::::::::::
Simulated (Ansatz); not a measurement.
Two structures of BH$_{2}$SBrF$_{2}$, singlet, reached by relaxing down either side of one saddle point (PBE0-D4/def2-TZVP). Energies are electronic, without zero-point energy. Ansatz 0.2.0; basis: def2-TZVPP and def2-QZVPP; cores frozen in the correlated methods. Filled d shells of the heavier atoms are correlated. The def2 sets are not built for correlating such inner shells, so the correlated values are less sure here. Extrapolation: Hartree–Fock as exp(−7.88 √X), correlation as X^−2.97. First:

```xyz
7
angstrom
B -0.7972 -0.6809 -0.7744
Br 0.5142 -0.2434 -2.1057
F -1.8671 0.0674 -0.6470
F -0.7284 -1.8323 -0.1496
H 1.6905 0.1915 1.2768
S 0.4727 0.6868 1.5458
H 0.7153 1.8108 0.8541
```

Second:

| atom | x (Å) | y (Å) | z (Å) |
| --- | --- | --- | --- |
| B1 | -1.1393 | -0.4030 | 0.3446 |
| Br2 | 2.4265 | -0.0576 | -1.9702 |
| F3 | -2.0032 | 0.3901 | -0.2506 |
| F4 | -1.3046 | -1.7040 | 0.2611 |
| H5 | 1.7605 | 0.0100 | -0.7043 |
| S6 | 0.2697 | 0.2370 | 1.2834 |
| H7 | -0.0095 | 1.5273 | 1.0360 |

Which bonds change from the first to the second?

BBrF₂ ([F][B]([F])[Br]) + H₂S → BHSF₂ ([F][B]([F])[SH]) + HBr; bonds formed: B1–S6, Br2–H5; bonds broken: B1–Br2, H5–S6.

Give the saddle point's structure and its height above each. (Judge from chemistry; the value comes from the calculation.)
::::::::::

■ TASK ITEM
The first line of the records begins the span, and the line containing "BBrF₂ ([F][B]([F])[Br]) +" ends it. Reproduce that span exactly, both ends included.

■ ANSWER BOX
Simulated (Ansatz); not a measurement.
Two structures of BH$_{2}$SBrF$_{2}$, singlet, reached by relaxing down either side of one saddle point (PBE0-D4/def2-TZVP). Energies are electronic, without zero-point energy. Ansatz 0.2.0; basis: def2-TZVPP and def2-QZVPP; cores frozen in the correlated methods. Filled d shells of the heavier atoms are correlated. The def2 sets are not built for correlating such inner shells, so the correlated values are less sure here. Extrapolation: Hartree–Fock as exp(−7.88 √X), correlation as X^−2.97. First:

```xyz
7
angstrom
B -0.7972 -0.6809 -0.7744
Br 0.5142 -0.2434 -2.1057
F -1.8671 0.0674 -0.6470
F -0.7284 -1.8323 -0.1496
H 1.6905 0.1915 1.2768
S 0.4727 0.6868 1.5458
H 0.7153 1.8108 0.8541
```

Second:

| atom | x (Å) | y (Å) | z (Å) |
| --- | --- | --- | --- |
| B1 | -1.1393 | -0.4030 | 0.3446 |
| Br2 | 2.4265 | -0.0576 | -1.9702 |
| F3 | -2.0032 | 0.3901 | -0.2506 |
| F4 | -1.3046 | -1.7040 | 0.2611 |
| H5 | 1.7605 | 0.0100 | -0.7043 |
| S6 | 0.2697 | 0.2370 | 1.2834 |
| H7 | -0.0095 | 1.5273 | 1.0360 |

Which bonds change from the first to the second?

BBrF₂ ([F][B]([F])[Br]) + H₂S → BHSF₂ ([F][B]([F])[SH]) + HBr; bonds formed: B1–S6, Br2–H5; bonds broken: B1–Br2, H5–S6.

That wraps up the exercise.